ACTIVITY →
Repeat the entries exactly as they are written.

INFORMATION GIVEN →
● ● ● ●

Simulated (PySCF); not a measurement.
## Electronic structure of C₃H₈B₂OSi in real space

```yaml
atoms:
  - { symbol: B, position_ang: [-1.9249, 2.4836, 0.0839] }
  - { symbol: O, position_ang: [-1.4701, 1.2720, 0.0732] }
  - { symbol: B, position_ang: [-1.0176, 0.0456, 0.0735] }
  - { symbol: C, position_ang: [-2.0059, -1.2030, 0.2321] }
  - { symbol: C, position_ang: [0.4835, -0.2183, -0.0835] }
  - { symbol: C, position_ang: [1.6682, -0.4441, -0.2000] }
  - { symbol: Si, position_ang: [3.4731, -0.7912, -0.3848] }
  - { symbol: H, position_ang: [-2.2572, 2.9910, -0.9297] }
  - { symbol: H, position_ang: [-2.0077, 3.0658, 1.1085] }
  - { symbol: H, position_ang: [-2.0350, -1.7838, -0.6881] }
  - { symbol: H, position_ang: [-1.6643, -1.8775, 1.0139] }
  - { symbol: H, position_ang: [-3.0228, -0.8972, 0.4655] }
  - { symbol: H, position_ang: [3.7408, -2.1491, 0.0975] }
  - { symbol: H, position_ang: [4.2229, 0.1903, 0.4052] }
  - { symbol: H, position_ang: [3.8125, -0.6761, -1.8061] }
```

● ● ● ●

TASK ANSWER →
Simulated (PySCF); not a measurement.
## Electronic structure of C₃H₈B₂OSi in real space

```yaml
atoms:
  - { symbol: B, position_ang: [-1.9249, 2.4836, 0.0839] }
  - { symbol: O, position_ang: [-1.4701, 1.2720, 0.0732] }
  - { symbol: B, position_ang: [-1.0176, 0.0456, 0.0735] }
  - { symbol: C, position_ang: [-2.0059, -1.2030, 0.2321] }
  - { symbol: C, position_ang: [0.4835, -0.2183, -0.0835] }
  - { symbol: C, position_ang: [1.6682, -0.4441, -0.2000] }
  - { symbol: Si, position_ang: [3.4731, -0.7912, -0.3848] }
  - { symbol: H, position_ang: [-2.2572, 2.9910, -0.9297] }
  - { symbol: H, position_ang: [-2.0077, 3.0658, 1.1085] }
  - { symbol: H, position_ang: [-2.0350, -1.7838, -0.6881] }
  - { symbol: H, position_ang: [-1.6643, -1.8775, 1.0139] }
  - { symbol: H, position_ang: [-3.0228, -0.8972, 0.4655] }
  - { symbol: H, position_ang: [3.7408, -2.1491, 0.0975] }
  - { symbol: H, position_ang: [4.2229, 0.1903, 0.4052] }
  - { symbol: H, position_ang: [3.8125, -0.6761, -1.8061] }
```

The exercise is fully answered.